__Assignment__
The listing that follows should be reproduced exactly, line for line.

^^^^
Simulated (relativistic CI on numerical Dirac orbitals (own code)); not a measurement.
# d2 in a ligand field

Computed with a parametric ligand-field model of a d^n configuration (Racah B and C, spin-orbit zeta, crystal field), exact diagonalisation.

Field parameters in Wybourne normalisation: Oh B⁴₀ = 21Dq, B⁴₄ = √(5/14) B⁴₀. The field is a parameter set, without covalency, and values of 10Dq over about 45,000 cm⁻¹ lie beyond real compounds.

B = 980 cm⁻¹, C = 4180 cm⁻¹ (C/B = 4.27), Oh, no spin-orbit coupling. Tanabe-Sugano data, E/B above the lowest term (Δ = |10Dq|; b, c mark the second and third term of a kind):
^^^^

__Response area__
Simulated (relativistic CI on numerical Dirac orbitals (own code)); not a measurement.
# d2 in a ligand field

Computed with a parametric ligand-field model of a d^n configuration (Racah B and C, spin-orbit zeta, crystal field), exact diagonalisation.

Field parameters in Wybourne normalisation: Oh B⁴₀ = 21Dq, B⁴₄ = √(5/14) B⁴₀. The field is a parameter set, without covalency, and values of 10Dq over about 45,000 cm⁻¹ lie beyond real compounds.

B = 980 cm⁻¹, C = 4180 cm⁻¹ (C/B = 4.27), Oh, no spin-orbit coupling. Tanabe-Sugano data, E/B above the lowest term (Δ = |10Dq|; b, c mark the second and third term of a kind):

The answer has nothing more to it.